Work request: When you retype the data, keep every line exactly as it appears.

Listed records START

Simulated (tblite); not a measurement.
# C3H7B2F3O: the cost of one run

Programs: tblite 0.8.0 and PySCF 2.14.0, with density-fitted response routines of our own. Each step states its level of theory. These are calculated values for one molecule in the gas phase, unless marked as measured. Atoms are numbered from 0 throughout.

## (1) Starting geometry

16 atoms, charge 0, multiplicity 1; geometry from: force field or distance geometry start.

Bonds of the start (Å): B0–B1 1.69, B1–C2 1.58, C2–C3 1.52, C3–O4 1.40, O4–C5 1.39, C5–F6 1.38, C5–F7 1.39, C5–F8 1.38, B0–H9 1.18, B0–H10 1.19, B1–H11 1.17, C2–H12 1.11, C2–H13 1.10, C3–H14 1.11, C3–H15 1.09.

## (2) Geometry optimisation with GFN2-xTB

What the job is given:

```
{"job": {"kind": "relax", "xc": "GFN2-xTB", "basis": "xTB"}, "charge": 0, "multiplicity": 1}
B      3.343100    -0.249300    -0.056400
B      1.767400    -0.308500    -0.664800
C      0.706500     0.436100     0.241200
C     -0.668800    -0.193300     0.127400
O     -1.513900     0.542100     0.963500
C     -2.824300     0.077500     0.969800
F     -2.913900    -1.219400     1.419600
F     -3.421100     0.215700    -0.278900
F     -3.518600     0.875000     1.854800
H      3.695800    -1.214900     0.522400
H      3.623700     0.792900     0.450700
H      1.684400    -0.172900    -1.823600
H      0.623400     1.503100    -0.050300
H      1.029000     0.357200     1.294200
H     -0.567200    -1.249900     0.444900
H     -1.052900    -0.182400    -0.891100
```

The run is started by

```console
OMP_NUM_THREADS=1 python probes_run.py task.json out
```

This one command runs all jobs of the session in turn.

Listed records END

Written answer:
Simulated (tblite); not a measurement.
# C3H7B2F3O: the cost of one run

Programs: tblite 0.8.0 and PySCF 2.14.0, with density-fitted response routines of our own. Each step states its level of theory. These are calculated values for one molecule in the gas phase, unless marked as measured. Atoms are numbered from 0 throughout.

## (1) Starting geometry

16 atoms, charge 0, multiplicity 1; geometry from: force field or distance geometry start.

Bonds of the start (Å): B0–B1 1.69, B1–C2 1.58, C2–C3 1.52, C3–O4 1.40, O4–C5 1.39, C5–F6 1.38, C5–F7 1.39, C5–F8 1.38, B0–H9 1.18, B0–H10 1.19, B1–H11 1.17, C2–H12 1.11, C2–H13 1.10, C3–H14 1.11, C3–H15 1.09.

## (2) Geometry optimisation with GFN2-xTB

What the job is given:

```
{"job": {"kind": "relax", "xc": "GFN2-xTB", "basis": "xTB"}, "charge": 0, "multiplicity": 1}
B      3.343100    -0.249300    -0.056400
B      1.767400    -0.308500    -0.664800
C      0.706500     0.436100     0.241200
C     -0.668800    -0.193300     0.127400
O     -1.513900     0.542100     0.963500
C     -2.824300     0.077500     0.969800
F     -2.913900    -1.219400     1.419600
F     -3.421100     0.215700    -0.278900
F     -3.518600     0.875000     1.854800
H      3.695800    -1.214900     0.522400
H      3.623700     0.792900     0.450700
H      1.684400    -0.172900    -1.823600
H      0.623400     1.503100    -0.050300
H      1.029000     0.357200     1.294200
H     -0.567200    -1.249900     0.444900
H     -1.052900    -0.182400    -0.891100
```

The run is started by

```console
OMP_NUM_THREADS=1 python probes_run.py task.json out
```

This one command runs all jobs of the session in turn.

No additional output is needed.